__Activity__:
Below this sentence is a listing; return exactly its lines from the one with "Computed with DFT" to the one with "Each run keeps", both kept, and nothing more.

=== Extracted material ===

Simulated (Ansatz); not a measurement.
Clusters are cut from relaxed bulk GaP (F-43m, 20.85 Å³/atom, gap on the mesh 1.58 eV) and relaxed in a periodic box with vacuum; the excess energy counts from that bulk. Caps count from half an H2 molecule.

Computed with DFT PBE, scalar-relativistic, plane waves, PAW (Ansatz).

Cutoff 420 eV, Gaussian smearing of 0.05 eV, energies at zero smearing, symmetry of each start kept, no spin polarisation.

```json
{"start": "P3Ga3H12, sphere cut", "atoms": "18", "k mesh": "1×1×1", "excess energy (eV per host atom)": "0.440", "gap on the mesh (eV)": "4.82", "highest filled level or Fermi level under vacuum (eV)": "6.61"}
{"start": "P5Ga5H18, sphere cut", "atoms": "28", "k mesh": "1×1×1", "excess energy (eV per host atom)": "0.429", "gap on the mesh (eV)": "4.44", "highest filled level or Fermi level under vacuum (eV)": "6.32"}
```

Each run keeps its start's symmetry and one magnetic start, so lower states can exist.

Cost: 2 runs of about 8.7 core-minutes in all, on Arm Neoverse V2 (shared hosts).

===

__Answer area__:
Computed with DFT PBE, scalar-relativistic, plane waves, PAW (Ansatz).

Cutoff 420 eV, Gaussian smearing of 0.05 eV, energies at zero smearing, symmetry of each start kept, no spin polarisation.

```json
{"start": "P3Ga3H12, sphere cut", "atoms": "18", "k mesh": "1×1×1", "excess energy (eV per host atom)": "0.440", "gap on the mesh (eV)": "4.82", "highest filled level or Fermi level under vacuum (eV)": "6.61"}
{"start": "P5Ga5H18, sphere cut", "atoms": "28", "k mesh": "1×1×1", "excess energy (eV per host atom)": "0.429", "gap on the mesh (eV)": "4.44", "highest filled level or Fermi level under vacuum (eV)": "6.32"}
```

Each run keeps its start's symmetry and one magnetic start, so lower states can exist.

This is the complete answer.